*Assignment*. Every line from the beginning of the data through the line containing "Computed, not measured: PBE0-D3(BJ)/def2-SVP" should be reproduced exactly, and no further lines should be output.

*Input data*.
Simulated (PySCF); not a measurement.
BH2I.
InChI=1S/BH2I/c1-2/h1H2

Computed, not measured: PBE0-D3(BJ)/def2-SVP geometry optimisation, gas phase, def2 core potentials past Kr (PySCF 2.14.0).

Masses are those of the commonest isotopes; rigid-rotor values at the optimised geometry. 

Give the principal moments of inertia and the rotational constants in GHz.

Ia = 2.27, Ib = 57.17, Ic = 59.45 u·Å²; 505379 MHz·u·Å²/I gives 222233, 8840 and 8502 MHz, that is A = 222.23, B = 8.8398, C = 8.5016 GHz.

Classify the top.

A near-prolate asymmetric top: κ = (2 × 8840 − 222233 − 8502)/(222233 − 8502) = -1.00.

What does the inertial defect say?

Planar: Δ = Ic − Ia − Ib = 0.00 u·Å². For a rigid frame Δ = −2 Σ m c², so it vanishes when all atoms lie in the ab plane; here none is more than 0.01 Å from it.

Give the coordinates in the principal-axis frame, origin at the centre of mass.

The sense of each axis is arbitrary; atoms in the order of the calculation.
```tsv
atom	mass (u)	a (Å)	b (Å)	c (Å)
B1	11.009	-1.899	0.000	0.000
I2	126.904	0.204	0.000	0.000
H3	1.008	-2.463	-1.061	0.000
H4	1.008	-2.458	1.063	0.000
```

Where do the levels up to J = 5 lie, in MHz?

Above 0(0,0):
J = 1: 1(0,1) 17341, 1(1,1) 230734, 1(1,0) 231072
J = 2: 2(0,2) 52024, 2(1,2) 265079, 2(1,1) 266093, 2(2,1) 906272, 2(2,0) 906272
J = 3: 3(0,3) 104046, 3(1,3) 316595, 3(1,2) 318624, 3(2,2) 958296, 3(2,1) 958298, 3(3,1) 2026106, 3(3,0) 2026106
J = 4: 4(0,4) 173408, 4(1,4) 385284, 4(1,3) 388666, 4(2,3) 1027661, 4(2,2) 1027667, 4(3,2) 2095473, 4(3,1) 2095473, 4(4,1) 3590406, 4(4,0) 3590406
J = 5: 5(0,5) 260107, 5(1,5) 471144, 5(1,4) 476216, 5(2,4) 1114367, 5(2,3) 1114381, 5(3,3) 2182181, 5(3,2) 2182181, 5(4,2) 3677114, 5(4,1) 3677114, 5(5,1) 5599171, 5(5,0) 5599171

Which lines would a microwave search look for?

*Answer space*.
Simulated (PySCF); not a measurement.
BH2I.
InChI=1S/BH2I/c1-2/h1H2

Computed, not measured: PBE0-D3(BJ)/def2-SVP geometry optimisation, gas phase, def2 core potentials past Kr (PySCF 2.14.0).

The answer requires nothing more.